▶ REQUIREMENT: Every entry should be transcribed word for word, so that nothing is missing.

▶ ENTRIES SHOWN:
++++

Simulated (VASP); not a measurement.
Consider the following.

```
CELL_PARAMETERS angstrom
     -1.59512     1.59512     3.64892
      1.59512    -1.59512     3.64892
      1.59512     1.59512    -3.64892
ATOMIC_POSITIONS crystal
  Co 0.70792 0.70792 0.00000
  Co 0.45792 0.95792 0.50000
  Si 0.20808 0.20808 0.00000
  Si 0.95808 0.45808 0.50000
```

++++

▶ WRITTEN RESPONSE:
Simulated (VASP); not a measurement.
Consider the following.

```
CELL_PARAMETERS angstrom
     -1.59512     1.59512     3.64892
      1.59512    -1.59512     3.64892
      1.59512     1.59512    -3.64892
ATOMIC_POSITIONS crystal
  Co 0.70792 0.70792 0.00000
  Co 0.45792 0.95792 0.50000
  Si 0.20808 0.20808 0.00000
  Si 0.95808 0.45808 0.50000
```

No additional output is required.